[DATASET EXCERPTS]

= = = = =

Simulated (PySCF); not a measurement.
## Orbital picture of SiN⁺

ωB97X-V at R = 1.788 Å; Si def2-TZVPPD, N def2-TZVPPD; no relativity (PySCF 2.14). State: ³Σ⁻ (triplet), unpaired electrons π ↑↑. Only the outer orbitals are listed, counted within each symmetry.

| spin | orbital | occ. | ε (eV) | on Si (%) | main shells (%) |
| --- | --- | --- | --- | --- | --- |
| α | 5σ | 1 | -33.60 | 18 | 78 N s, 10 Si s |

= = = = =

[WORK ITEM] Everything in the data above must be restated verbatim.

[TASK OUTPUT]
Simulated (PySCF); not a measurement.
## Orbital picture of SiN⁺

ωB97X-V at R = 1.788 Å; Si def2-TZVPPD, N def2-TZVPPD; no relativity (PySCF 2.14). State: ³Σ⁻ (triplet), unpaired electrons π ↑↑. Only the outer orbitals are listed, counted within each symmetry.

| spin | orbital | occ. | ε (eV) | on Si (%) | main shells (%) |
| --- | --- | --- | --- | --- | --- |
| α | 5σ | 1 | -33.60 | 18 | 78 N s, 10 Si s |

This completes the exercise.